WORK TASK: Print the first line of the records below and every line after it, up to and including the line with "D) ZrGeSe, P4/nmm". Print nothing else.

++++

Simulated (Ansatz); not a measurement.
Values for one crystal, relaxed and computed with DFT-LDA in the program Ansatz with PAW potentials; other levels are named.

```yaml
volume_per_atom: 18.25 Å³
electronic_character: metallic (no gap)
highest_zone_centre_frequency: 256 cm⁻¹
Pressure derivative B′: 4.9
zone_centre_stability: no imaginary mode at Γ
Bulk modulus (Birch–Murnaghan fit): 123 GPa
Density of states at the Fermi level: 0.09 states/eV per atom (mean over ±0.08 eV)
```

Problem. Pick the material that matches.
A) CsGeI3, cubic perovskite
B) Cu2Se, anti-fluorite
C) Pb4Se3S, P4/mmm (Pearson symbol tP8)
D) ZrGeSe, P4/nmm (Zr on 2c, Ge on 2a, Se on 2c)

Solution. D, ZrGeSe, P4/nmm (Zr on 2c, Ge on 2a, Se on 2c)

++++

YOUR RESPONSE:
Simulated (Ansatz); not a measurement.
Values for one crystal, relaxed and computed with DFT-LDA in the program Ansatz with PAW potentials; other levels are named.

```yaml
volume_per_atom: 18.25 Å³
electronic_character: metallic (no gap)
highest_zone_centre_frequency: 256 cm⁻¹
Pressure derivative B′: 4.9
zone_centre_stability: no imaginary mode at Γ
Bulk modulus (Birch–Murnaghan fit): 123 GPa
Density of states at the Fermi level: 0.09 states/eV per atom (mean over ±0.08 eV)
```

Problem. Pick the material that matches.
A) CsGeI3, cubic perovskite
B) Cu2Se, anti-fluorite
C) Pb4Se3S, P4/mmm (Pearson symbol tP8)
D) ZrGeSe, P4/nmm (Zr on 2c, Ge on 2a, Se on 2c)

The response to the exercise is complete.